▸ **Required action**
Please quote exactly the lines below from the line containing "width 0.15 eV |" to the line containing "Task: How long", both lines included, and nothing else.

▸ **Data listing**
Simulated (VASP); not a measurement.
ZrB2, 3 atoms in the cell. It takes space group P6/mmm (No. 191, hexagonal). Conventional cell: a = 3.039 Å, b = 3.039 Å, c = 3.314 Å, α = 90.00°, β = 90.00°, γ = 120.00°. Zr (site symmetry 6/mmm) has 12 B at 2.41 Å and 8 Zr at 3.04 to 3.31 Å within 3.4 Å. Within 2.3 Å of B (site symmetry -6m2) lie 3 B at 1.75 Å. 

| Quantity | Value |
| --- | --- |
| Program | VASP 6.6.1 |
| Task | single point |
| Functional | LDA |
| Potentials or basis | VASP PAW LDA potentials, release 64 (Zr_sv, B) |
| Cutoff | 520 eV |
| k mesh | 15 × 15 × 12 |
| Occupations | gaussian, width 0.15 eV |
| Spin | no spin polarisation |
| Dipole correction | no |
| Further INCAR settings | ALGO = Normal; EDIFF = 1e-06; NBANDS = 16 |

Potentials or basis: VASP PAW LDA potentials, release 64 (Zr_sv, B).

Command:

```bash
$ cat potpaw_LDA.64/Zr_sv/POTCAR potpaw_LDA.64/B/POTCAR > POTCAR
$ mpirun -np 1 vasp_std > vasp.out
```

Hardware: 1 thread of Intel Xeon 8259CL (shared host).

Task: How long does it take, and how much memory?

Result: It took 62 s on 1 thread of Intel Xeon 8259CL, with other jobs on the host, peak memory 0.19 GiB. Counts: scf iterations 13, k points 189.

▸ **Expected answer**
| Occupations | gaussian, width 0.15 eV |
| Spin | no spin polarisation |
| Dipole correction | no |
| Further INCAR settings | ALGO = Normal; EDIFF = 1e-06; NBANDS = 16 |

Potentials or basis: VASP PAW LDA potentials, release 64 (Zr_sv, B).

Command:

```bash
$ cat potpaw_LDA.64/Zr_sv/POTCAR potpaw_LDA.64/B/POTCAR > POTCAR
$ mpirun -np 1 vasp_std > vasp.out
```

Hardware: 1 thread of Intel Xeon 8259CL (shared host).

Task: How long does it take, and how much memory?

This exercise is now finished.